=== Information shown ===

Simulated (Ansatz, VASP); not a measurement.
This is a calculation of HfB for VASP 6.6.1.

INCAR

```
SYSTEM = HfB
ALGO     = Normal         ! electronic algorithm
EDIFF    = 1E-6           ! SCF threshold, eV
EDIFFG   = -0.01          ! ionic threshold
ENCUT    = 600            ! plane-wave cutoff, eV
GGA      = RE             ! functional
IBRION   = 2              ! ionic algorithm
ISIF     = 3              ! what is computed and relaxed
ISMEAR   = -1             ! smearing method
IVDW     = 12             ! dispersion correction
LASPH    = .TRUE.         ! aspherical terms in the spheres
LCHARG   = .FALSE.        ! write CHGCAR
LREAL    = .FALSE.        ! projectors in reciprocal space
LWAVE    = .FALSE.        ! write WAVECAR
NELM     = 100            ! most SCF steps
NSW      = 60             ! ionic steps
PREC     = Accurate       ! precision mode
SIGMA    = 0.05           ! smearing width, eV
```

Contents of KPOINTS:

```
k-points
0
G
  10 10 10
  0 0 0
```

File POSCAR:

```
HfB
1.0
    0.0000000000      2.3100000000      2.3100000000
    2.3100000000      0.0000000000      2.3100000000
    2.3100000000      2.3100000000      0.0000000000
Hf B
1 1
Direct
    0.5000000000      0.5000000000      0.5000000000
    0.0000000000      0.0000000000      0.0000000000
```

===

Assignment: Print every record above exactly as it stands.

Your response:
Simulated (Ansatz, VASP); not a measurement.
This is a calculation of HfB for VASP 6.6.1.

INCAR

```
SYSTEM = HfB
ALGO     = Normal         ! electronic algorithm
EDIFF    = 1E-6           ! SCF threshold, eV
EDIFFG   = -0.01          ! ionic threshold
ENCUT    = 600            ! plane-wave cutoff, eV
GGA      = RE             ! functional
IBRION   = 2              ! ionic algorithm
ISIF     = 3              ! what is computed and relaxed
ISMEAR   = -1             ! smearing method
IVDW     = 12             ! dispersion correction
LASPH    = .TRUE.         ! aspherical terms in the spheres
LCHARG   = .FALSE.        ! write CHGCAR
LREAL    = .FALSE.        ! projectors in reciprocal space
LWAVE    = .FALSE.        ! write WAVECAR
NELM     = 100            ! most SCF steps
NSW      = 60             ! ionic steps
PREC     = Accurate       ! precision mode
SIGMA    = 0.05           ! smearing width, eV
```

Contents of KPOINTS:

```
k-points
0
G
  10 10 10
  0 0 0
```

File POSCAR:

```
HfB
1.0
    0.0000000000      2.3100000000      2.3100000000
    2.3100000000      0.0000000000      2.3100000000
    2.3100000000      2.3100000000      0.0000000000
Hf B
1 1
Direct
    0.5000000000      0.5000000000      0.5000000000
    0.0000000000      0.0000000000      0.0000000000
```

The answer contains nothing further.